# [Exercise]
Reproduce word for word the lines between those holding "Radial parameters of Ag40+" and "- 2p5: ζ(2p)", inclusive, and nothing else from the data below.

++++++++

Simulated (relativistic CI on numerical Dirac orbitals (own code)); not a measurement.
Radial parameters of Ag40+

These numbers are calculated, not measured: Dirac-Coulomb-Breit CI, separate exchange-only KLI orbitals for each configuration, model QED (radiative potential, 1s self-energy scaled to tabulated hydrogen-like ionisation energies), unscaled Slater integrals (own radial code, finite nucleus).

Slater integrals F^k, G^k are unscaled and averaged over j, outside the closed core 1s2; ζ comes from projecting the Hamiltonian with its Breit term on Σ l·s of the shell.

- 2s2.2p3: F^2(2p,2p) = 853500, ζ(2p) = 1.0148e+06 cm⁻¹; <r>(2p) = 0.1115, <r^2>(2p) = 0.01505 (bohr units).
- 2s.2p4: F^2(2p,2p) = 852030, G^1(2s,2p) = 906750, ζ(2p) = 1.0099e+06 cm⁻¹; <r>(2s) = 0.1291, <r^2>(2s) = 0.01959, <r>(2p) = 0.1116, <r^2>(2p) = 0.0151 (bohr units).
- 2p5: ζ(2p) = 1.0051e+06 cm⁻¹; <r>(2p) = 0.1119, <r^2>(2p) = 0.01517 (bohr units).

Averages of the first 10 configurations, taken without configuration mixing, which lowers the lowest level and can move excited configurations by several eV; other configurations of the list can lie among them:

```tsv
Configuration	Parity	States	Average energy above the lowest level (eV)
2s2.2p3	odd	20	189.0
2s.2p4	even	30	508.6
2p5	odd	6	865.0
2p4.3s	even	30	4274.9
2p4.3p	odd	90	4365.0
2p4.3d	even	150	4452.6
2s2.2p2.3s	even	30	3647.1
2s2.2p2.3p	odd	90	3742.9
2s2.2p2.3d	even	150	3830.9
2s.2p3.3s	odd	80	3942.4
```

++++++++

# [Response]
Radial parameters of Ag40+

These numbers are calculated, not measured: Dirac-Coulomb-Breit CI, separate exchange-only KLI orbitals for each configuration, model QED (radiative potential, 1s self-energy scaled to tabulated hydrogen-like ionisation energies), unscaled Slater integrals (own radial code, finite nucleus).

Slater integrals F^k, G^k are unscaled and averaged over j, outside the closed core 1s2; ζ comes from projecting the Hamiltonian with its Breit term on Σ l·s of the shell.

- 2s2.2p3: F^2(2p,2p) = 853500, ζ(2p) = 1.0148e+06 cm⁻¹; <r>(2p) = 0.1115, <r^2>(2p) = 0.01505 (bohr units).
- 2s.2p4: F^2(2p,2p) = 852030, G^1(2s,2p) = 906750, ζ(2p) = 1.0099e+06 cm⁻¹; <r>(2s) = 0.1291, <r^2>(2s) = 0.01959, <r>(2p) = 0.1116, <r^2>(2p) = 0.0151 (bohr units).
- 2p5: ζ(2p) = 1.0051e+06 cm⁻¹; <r>(2p) = 0.1119, <r^2>(2p) = 0.01517 (bohr units).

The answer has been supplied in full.